——

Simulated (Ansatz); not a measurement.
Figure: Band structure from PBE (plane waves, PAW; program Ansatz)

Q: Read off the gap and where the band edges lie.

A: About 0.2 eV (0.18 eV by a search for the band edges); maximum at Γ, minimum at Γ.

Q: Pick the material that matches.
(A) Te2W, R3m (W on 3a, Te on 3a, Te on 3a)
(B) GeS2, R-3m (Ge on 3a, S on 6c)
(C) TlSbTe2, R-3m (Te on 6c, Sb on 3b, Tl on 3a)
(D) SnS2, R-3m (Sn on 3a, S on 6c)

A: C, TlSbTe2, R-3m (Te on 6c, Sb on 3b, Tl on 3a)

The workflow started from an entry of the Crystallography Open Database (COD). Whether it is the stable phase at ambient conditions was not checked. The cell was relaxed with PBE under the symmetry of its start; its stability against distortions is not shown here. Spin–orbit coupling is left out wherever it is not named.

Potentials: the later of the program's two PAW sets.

——

All the data must be duplicated exactly, with nothing added or removed.

— TASK RESULT —
Simulated (Ansatz); not a measurement.
Figure: Band structure from PBE (plane waves, PAW; program Ansatz)

Q: Read off the gap and where the band edges lie.

A: About 0.2 eV (0.18 eV by a search for the band edges); maximum at Γ, minimum at Γ.

Q: Pick the material that matches.
(A) Te2W, R3m (W on 3a, Te on 3a, Te on 3a)
(B) GeS2, R-3m (Ge on 3a, S on 6c)
(C) TlSbTe2, R-3m (Te on 6c, Sb on 3b, Tl on 3a)
(D) SnS2, R-3m (Sn on 3a, S on 6c)

A: C, TlSbTe2, R-3m (Te on 6c, Sb on 3b, Tl on 3a)

The workflow started from an entry of the Crystallography Open Database (COD). Whether it is the stable phase at ambient conditions was not checked. The cell was relaxed with PBE under the symmetry of its start; its stability against distortions is not shown here. Spin–orbit coupling is left out wherever it is not named.

Potentials: the later of the program's two PAW sets.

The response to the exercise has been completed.